(Data section)
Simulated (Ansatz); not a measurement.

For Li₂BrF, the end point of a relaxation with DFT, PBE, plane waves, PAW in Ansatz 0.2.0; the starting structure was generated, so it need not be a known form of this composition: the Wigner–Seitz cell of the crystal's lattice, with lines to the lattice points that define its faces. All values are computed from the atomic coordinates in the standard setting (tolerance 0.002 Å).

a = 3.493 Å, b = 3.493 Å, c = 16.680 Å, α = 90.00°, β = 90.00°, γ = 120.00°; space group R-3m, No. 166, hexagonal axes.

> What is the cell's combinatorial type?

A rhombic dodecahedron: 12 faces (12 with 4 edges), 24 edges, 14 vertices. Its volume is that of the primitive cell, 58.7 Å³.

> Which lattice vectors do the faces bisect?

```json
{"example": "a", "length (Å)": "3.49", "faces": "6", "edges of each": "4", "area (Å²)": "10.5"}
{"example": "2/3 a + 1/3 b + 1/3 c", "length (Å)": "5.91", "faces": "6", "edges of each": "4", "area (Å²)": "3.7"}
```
(End Data section)

Task item: Word for word, write out every record.

Response:
Simulated (Ansatz); not a measurement.

For Li₂BrF, the end point of a relaxation with DFT, PBE, plane waves, PAW in Ansatz 0.2.0; the starting structure was generated, so it need not be a known form of this composition: the Wigner–Seitz cell of the crystal's lattice, with lines to the lattice points that define its faces. All values are computed from the atomic coordinates in the standard setting (tolerance 0.002 Å).

a = 3.493 Å, b = 3.493 Å, c = 16.680 Å, α = 90.00°, β = 90.00°, γ = 120.00°; space group R-3m, No. 166, hexagonal axes.

> What is the cell's combinatorial type?

A rhombic dodecahedron: 12 faces (12 with 4 edges), 24 edges, 14 vertices. Its volume is that of the primitive cell, 58.7 Å³.

> Which lattice vectors do the faces bisect?

```json
{"example": "a", "length (Å)": "3.49", "faces": "6", "edges of each": "4", "area (Å²)": "10.5"}
{"example": "2/3 a + 1/3 b + 1/3 c", "length (Å)": "5.91", "faces": "6", "edges of each": "4", "area (Å²)": "3.7"}
```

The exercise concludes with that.